• Data
────────────────────

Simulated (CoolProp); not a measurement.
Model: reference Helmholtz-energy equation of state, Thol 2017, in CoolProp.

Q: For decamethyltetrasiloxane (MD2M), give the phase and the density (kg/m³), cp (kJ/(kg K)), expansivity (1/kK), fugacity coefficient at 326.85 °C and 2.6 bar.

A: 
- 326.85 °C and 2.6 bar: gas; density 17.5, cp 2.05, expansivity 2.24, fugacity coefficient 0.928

────────────────────

• Required action
Go through the data and return every record exactly.

• Task solution
Simulated (CoolProp); not a measurement.
Model: reference Helmholtz-energy equation of state, Thol 2017, in CoolProp.

Q: For decamethyltetrasiloxane (MD2M), give the phase and the density (kg/m³), cp (kJ/(kg K)), expansivity (1/kK), fugacity coefficient at 326.85 °C and 2.6 bar.

A: 
- 326.85 °C and 2.6 bar: gas; density 17.5, cp 2.05, expansivity 2.24, fugacity coefficient 0.928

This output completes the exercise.